◆ Material supplied ◆
BEGIN

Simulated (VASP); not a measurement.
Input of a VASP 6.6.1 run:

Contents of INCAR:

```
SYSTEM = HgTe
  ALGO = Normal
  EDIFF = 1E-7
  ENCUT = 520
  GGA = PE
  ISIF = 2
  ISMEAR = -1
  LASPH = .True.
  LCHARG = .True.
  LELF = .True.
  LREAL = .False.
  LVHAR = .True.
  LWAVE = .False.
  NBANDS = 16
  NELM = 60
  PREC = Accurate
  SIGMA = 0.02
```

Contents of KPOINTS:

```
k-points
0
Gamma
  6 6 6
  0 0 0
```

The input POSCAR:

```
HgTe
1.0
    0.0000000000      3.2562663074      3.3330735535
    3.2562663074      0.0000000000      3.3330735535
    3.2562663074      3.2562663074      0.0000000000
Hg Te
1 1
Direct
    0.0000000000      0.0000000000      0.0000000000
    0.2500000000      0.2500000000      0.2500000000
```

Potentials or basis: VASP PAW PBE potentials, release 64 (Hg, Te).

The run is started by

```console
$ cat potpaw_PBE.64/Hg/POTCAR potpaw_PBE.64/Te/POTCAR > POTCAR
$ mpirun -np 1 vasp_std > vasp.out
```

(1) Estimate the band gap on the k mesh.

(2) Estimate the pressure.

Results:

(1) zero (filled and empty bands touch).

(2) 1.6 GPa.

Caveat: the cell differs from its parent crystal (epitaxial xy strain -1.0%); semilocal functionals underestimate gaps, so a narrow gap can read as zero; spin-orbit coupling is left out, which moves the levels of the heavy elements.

END

◆ Brief ◆
Within the material above, transcribe exactly the lines that run from the line holding "(1) Estimate the band gap on the k mesh." through the line holding "(2) 1.6 GPa.".

◆ Written answer ◆
(1) Estimate the band gap on the k mesh.

(2) Estimate the pressure.

Results:

(1) zero (filled and empty bands touch).

(2) 1.6 GPa.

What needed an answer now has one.